++++ Supplied information
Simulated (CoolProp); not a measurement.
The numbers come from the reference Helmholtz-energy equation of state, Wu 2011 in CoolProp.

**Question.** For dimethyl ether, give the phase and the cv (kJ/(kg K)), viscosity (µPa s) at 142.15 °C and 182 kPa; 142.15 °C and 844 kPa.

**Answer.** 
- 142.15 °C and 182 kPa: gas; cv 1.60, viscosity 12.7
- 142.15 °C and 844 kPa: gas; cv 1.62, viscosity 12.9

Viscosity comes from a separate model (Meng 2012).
++++++++

Brief.
Each record is to be repeated exactly.

Answer area.
Simulated (CoolProp); not a measurement.
The numbers come from the reference Helmholtz-energy equation of state, Wu 2011 in CoolProp.

**Question.** For dimethyl ether, give the phase and the cv (kJ/(kg K)), viscosity (µPa s) at 142.15 °C and 182 kPa; 142.15 °C and 844 kPa.

**Answer.** 
- 142.15 °C and 182 kPa: gas; cv 1.60, viscosity 12.7
- 142.15 °C and 844 kPa: gas; cv 1.62, viscosity 12.9

Viscosity comes from a separate model (Meng 2012).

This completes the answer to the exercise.